### [INFORMATION]

####################

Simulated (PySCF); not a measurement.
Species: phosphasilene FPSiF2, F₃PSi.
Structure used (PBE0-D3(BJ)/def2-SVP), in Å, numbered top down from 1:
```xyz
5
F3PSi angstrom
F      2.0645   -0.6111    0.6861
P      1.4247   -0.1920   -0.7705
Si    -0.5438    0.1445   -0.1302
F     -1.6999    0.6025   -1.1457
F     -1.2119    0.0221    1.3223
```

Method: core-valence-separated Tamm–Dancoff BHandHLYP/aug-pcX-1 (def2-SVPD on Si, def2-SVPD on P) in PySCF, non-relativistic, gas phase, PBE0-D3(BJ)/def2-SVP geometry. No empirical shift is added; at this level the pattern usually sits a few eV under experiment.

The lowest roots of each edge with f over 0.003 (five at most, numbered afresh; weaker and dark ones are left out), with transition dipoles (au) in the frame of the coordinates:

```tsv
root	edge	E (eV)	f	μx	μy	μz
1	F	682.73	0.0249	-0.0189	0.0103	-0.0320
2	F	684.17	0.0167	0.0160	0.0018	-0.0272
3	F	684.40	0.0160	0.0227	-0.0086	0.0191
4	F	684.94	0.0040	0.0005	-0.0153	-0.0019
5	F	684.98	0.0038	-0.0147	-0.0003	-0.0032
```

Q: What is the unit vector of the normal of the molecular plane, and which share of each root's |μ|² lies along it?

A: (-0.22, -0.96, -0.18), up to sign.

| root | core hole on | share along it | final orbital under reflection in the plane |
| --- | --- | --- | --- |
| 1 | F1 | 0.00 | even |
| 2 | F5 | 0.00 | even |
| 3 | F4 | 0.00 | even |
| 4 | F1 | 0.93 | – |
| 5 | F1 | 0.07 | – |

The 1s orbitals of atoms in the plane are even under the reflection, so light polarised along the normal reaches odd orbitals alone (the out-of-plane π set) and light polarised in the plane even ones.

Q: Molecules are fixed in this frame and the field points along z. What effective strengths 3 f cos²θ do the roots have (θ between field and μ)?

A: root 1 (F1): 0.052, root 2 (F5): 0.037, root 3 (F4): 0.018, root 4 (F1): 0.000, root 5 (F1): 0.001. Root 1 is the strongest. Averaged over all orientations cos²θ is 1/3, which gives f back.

####################

### [ACTION ITEM]
Please transcribe, exactly and with nothing added, the lines from the first line of the material above through the line that contains "Q: What is the".

### [WRITTEN REPLY]
Simulated (PySCF); not a measurement.
Species: phosphasilene FPSiF2, F₃PSi.
Structure used (PBE0-D3(BJ)/def2-SVP), in Å, numbered top down from 1:
```xyz
5
F3PSi angstrom
F      2.0645   -0.6111    0.6861
P      1.4247   -0.1920   -0.7705
Si    -0.5438    0.1445   -0.1302
F     -1.6999    0.6025   -1.1457
F     -1.2119    0.0221    1.3223
```

Method: core-valence-separated Tamm–Dancoff BHandHLYP/aug-pcX-1 (def2-SVPD on Si, def2-SVPD on P) in PySCF, non-relativistic, gas phase, PBE0-D3(BJ)/def2-SVP geometry. No empirical shift is added; at this level the pattern usually sits a few eV under experiment.

The lowest roots of each edge with f over 0.003 (five at most, numbered afresh; weaker and dark ones are left out), with transition dipoles (au) in the frame of the coordinates:

```tsv
root	edge	E (eV)	f	μx	μy	μz
1	F	682.73	0.0249	-0.0189	0.0103	-0.0320
2	F	684.17	0.0167	0.0160	0.0018	-0.0272
3	F	684.40	0.0160	0.0227	-0.0086	0.0191
4	F	684.94	0.0040	0.0005	-0.0153	-0.0019
5	F	684.98	0.0038	-0.0147	-0.0003	-0.0032
```

Q: What is the unit vector of the normal of the molecular plane, and which share of each root's |μ|² lies along it?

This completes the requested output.